▶ **Action item**
Could you give back the whole listing exactly as written?

▶ **Extracted material**
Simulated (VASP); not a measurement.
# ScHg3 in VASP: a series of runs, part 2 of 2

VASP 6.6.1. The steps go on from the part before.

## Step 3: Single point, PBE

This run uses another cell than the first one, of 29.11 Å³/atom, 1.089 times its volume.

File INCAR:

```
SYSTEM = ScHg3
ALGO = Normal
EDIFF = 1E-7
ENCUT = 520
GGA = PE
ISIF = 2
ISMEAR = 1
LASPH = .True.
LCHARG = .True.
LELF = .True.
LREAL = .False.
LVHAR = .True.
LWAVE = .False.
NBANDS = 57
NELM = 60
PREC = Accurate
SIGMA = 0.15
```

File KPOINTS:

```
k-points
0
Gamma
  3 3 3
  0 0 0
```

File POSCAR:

▶ **Written solution**
Simulated (VASP); not a measurement.
# ScHg3 in VASP: a series of runs, part 2 of 2

VASP 6.6.1. The steps go on from the part before.

## Step 3: Single point, PBE

This run uses another cell than the first one, of 29.11 Å³/atom, 1.089 times its volume.

File INCAR:

```
SYSTEM = ScHg3
ALGO = Normal
EDIFF = 1E-7
ENCUT = 520
GGA = PE
ISIF = 2
ISMEAR = 1
LASPH = .True.
LCHARG = .True.
LELF = .True.
LREAL = .False.
LVHAR = .True.
LWAVE = .False.
NBANDS = 57
NELM = 60
PREC = Accurate
SIGMA = 0.15
```

File KPOINTS:

```
k-points
0
Gamma
  3 3 3
  0 0 0
```

File POSCAR:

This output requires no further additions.